[RECORDS SHOWN]

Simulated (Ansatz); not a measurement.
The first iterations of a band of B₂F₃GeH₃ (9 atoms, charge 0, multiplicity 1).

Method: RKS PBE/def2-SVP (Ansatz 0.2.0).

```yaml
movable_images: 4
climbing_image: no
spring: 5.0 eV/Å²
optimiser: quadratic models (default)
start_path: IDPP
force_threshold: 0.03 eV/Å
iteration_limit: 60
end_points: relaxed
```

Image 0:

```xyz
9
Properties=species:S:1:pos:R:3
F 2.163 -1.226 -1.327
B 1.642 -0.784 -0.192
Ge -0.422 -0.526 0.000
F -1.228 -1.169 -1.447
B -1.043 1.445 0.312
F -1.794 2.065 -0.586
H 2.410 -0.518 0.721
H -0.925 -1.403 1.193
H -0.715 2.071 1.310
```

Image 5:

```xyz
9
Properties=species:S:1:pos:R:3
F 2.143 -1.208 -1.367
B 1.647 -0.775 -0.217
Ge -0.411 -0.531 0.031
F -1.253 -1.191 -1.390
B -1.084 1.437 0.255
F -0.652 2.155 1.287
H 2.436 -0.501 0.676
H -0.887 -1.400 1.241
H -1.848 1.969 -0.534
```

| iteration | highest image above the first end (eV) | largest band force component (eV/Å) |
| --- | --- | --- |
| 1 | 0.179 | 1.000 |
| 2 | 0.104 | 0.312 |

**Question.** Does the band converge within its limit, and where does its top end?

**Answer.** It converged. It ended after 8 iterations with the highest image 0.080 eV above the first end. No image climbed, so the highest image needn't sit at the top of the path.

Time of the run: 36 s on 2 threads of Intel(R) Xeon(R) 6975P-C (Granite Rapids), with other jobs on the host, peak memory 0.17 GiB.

[/RECORDS SHOWN]

> [WORK ORDER] Return only the part of the records above that opens with the line containing "its top end?" and closes with the line containing "of the path.", ends included.

> [WRITTEN RESPONSE]
**Question.** Does the band converge within its limit, and where does its top end?

**Answer.** It converged. It ended after 8 iterations with the highest image 0.080 eV above the first end. No image climbed, so the highest image needn't sit at the top of the path.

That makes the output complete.